• [Work order]: The reply should consist of every entry, repeated exactly.

• [Given information]:
········

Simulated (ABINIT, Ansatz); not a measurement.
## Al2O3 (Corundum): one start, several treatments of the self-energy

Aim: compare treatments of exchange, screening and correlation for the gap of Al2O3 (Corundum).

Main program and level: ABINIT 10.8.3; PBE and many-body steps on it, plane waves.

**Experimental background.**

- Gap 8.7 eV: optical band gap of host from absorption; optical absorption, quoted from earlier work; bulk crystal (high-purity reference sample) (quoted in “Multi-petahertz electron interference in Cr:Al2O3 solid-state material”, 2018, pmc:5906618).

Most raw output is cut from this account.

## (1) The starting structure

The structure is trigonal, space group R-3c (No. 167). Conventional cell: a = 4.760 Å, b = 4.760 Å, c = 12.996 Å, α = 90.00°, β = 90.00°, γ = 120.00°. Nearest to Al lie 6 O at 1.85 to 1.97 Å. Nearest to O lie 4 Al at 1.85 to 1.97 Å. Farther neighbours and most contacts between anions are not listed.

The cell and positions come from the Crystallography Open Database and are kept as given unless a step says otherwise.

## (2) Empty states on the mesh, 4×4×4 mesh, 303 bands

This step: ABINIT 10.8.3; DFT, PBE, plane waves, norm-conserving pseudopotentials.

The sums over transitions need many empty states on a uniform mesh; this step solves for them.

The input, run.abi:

········

• [Result]:
Simulated (ABINIT, Ansatz); not a measurement.
## Al2O3 (Corundum): one start, several treatments of the self-energy

Aim: compare treatments of exchange, screening and correlation for the gap of Al2O3 (Corundum).

Main program and level: ABINIT 10.8.3; PBE and many-body steps on it, plane waves.

**Experimental background.**

- Gap 8.7 eV: optical band gap of host from absorption; optical absorption, quoted from earlier work; bulk crystal (high-purity reference sample) (quoted in “Multi-petahertz electron interference in Cr:Al2O3 solid-state material”, 2018, pmc:5906618).

Most raw output is cut from this account.

## (1) The starting structure

The structure is trigonal, space group R-3c (No. 167). Conventional cell: a = 4.760 Å, b = 4.760 Å, c = 12.996 Å, α = 90.00°, β = 90.00°, γ = 120.00°. Nearest to Al lie 6 O at 1.85 to 1.97 Å. Nearest to O lie 4 Al at 1.85 to 1.97 Å. Farther neighbours and most contacts between anions are not listed.

The cell and positions come from the Crystallography Open Database and are kept as given unless a step says otherwise.

## (2) Empty states on the mesh, 4×4×4 mesh, 303 bands

This step: ABINIT 10.8.3; DFT, PBE, plane waves, norm-conserving pseudopotentials.

The sums over transitions need many empty states on a uniform mesh; this step solves for them.

The input, run.abi:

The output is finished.